▸ **Record excerpts**
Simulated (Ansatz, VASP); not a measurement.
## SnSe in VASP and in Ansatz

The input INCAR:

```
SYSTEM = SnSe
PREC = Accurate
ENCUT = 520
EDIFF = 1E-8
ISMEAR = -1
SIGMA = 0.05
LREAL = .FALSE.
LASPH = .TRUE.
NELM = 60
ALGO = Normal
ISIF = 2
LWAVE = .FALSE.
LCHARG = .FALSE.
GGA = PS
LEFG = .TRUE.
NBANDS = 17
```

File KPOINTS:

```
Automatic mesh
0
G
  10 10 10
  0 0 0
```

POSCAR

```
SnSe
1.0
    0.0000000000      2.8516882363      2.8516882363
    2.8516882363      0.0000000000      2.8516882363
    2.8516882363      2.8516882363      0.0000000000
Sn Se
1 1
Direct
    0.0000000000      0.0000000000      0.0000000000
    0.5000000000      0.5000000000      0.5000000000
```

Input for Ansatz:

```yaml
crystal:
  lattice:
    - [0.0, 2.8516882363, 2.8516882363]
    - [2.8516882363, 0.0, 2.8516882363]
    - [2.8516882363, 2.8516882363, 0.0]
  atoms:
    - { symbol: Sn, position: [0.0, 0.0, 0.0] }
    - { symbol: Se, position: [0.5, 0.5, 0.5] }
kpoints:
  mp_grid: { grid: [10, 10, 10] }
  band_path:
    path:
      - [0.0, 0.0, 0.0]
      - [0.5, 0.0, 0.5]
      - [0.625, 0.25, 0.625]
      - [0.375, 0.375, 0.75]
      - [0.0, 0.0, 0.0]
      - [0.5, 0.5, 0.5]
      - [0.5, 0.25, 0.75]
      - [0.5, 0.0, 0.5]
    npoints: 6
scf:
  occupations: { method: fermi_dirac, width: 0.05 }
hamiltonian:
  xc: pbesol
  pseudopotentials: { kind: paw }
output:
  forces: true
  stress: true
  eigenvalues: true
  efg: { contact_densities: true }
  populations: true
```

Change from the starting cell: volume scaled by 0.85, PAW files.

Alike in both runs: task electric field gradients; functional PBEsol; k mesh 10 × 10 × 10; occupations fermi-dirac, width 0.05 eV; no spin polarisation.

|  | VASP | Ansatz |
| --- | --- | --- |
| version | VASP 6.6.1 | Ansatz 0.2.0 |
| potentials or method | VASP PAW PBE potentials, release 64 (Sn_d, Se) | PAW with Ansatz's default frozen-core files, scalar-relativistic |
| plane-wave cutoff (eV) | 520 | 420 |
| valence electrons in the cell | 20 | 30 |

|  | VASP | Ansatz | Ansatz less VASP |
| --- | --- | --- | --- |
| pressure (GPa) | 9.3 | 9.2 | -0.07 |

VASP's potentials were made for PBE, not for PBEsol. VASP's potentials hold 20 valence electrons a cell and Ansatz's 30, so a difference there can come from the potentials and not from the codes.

▸ **Assigned task**
From the entries above, restate word for word the lines from the line containing "Alike in both" to the line containing "9.2 | -0.07 |", both ends included, and nothing more.

▸ **Exercise result**
Alike in both runs: task electric field gradients; functional PBEsol; k mesh 10 × 10 × 10; occupations fermi-dirac, width 0.05 eV; no spin polarisation.

|  | VASP | Ansatz |
| --- | --- | --- |
| version | VASP 6.6.1 | Ansatz 0.2.0 |
| potentials or method | VASP PAW PBE potentials, release 64 (Sn_d, Se) | PAW with Ansatz's default frozen-core files, scalar-relativistic |
| plane-wave cutoff (eV) | 520 | 420 |
| valence electrons in the cell | 20 | 30 |

|  | VASP | Ansatz | Ansatz less VASP |
| --- | --- | --- | --- |
| pressure (GPa) | 9.3 | 9.2 | -0.07 |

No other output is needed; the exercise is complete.